● ● ● ● ●
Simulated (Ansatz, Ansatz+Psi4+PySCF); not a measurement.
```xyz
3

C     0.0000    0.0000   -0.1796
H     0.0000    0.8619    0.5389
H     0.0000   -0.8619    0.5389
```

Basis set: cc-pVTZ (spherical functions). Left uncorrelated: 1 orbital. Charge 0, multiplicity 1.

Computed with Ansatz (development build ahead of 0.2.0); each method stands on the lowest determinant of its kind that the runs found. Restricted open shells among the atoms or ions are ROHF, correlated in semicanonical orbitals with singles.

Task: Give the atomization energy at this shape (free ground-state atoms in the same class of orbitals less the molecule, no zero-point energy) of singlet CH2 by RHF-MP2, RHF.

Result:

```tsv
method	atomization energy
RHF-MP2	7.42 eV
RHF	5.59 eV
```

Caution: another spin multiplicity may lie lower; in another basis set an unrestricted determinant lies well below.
● ● ● ● ●

Beginning with the opening line above, retype the records exactly through the line with "Basis set: cc-pVTZ", both ends included.

Simulated (Ansatz, Ansatz+Psi4+PySCF); not a measurement.
```xyz
3

C     0.0000    0.0000   -0.1796
H     0.0000    0.8619    0.5389
H     0.0000   -0.8619    0.5389
```

Basis set: cc-pVTZ (spherical functions). Left uncorrelated: 1 orbital. Charge 0, multiplicity 1.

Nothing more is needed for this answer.